■ Exercise ■
Keeping every line intact, print the records that follow.

■ Data supplied ■
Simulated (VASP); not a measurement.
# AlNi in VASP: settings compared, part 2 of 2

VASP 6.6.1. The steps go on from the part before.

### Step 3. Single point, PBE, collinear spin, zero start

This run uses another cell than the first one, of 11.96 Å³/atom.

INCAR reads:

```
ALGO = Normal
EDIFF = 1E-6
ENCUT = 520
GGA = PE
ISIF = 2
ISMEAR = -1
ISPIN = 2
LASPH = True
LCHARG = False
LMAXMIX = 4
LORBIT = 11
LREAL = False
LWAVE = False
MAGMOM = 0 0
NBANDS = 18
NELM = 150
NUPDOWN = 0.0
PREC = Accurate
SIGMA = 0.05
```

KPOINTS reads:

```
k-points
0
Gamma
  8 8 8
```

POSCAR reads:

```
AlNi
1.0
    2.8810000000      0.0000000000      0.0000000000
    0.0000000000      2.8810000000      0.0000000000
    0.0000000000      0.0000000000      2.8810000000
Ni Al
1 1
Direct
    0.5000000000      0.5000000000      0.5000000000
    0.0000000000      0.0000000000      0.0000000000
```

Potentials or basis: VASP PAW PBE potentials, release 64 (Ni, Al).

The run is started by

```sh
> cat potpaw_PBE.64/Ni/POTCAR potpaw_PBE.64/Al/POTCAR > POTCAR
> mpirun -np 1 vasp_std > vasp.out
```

■ Answer space ■
Simulated (VASP); not a measurement.
# AlNi in VASP: settings compared, part 2 of 2

VASP 6.6.1. The steps go on from the part before.

### Step 3. Single point, PBE, collinear spin, zero start

This run uses another cell than the first one, of 11.96 Å³/atom.

INCAR reads:

```
ALGO = Normal
EDIFF = 1E-6
ENCUT = 520
GGA = PE
ISIF = 2
ISMEAR = -1
ISPIN = 2
LASPH = True
LCHARG = False
LMAXMIX = 4
LORBIT = 11
LREAL = False
LWAVE = False
MAGMOM = 0 0
NBANDS = 18
NELM = 150
NUPDOWN = 0.0
PREC = Accurate
SIGMA = 0.05
```

KPOINTS reads:

```
k-points
0
Gamma
  8 8 8
```

POSCAR reads:

```
AlNi
1.0
    2.8810000000      0.0000000000      0.0000000000
    0.0000000000      2.8810000000      0.0000000000
    0.0000000000      0.0000000000      2.8810000000
Ni Al
1 1
Direct
    0.5000000000      0.5000000000      0.5000000000
    0.0000000000      0.0000000000      0.0000000000
```

Potentials or basis: VASP PAW PBE potentials, release 64 (Ni, Al).

The run is started by

```sh
> cat potpaw_PBE.64/Ni/POTCAR potpaw_PBE.64/Al/POTCAR > POTCAR
> mpirun -np 1 vasp_std > vasp.out
```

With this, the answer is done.